### WORK ORDER
Reproduce every line of the listing below exactly.

### RECORD EXTRACTS
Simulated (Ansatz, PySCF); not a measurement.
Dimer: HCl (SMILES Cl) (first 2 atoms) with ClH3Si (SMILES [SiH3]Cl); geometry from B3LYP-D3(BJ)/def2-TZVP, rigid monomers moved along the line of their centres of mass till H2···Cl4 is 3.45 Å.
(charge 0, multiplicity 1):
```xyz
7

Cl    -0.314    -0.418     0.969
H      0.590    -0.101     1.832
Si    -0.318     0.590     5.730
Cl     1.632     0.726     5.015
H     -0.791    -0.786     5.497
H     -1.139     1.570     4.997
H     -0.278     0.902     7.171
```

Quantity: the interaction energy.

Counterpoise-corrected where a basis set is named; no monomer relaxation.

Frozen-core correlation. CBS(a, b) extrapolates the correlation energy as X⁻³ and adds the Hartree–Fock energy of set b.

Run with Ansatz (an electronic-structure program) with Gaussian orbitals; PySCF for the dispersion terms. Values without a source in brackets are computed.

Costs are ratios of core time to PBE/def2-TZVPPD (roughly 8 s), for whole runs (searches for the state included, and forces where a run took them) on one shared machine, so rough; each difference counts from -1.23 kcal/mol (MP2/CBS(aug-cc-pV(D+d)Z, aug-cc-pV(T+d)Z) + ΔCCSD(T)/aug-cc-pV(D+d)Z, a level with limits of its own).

### WRITTEN RESPONSE
Simulated (Ansatz, PySCF); not a measurement.
Dimer: HCl (SMILES Cl) (first 2 atoms) with ClH3Si (SMILES [SiH3]Cl); geometry from B3LYP-D3(BJ)/def2-TZVP, rigid monomers moved along the line of their centres of mass till H2···Cl4 is 3.45 Å.
(charge 0, multiplicity 1):
```xyz
7

Cl    -0.314    -0.418     0.969
H      0.590    -0.101     1.832
Si    -0.318     0.590     5.730
Cl     1.632     0.726     5.015
H     -0.791    -0.786     5.497
H     -1.139     1.570     4.997
H     -0.278     0.902     7.171
```

Quantity: the interaction energy.

Counterpoise-corrected where a basis set is named; no monomer relaxation.

Frozen-core correlation. CBS(a, b) extrapolates the correlation energy as X⁻³ and adds the Hartree–Fock energy of set b.

Run with Ansatz (an electronic-structure program) with Gaussian orbitals; PySCF for the dispersion terms. Values without a source in brackets are computed.

Costs are ratios of core time to PBE/def2-TZVPPD (roughly 8 s), for whole runs (searches for the state included, and forces where a run took them) on one shared machine, so rough; each difference counts from -1.23 kcal/mol (MP2/CBS(aug-cc-pV(D+d)Z, aug-cc-pV(T+d)Z) + ΔCCSD(T)/aug-cc-pV(D+d)Z, a level with limits of its own).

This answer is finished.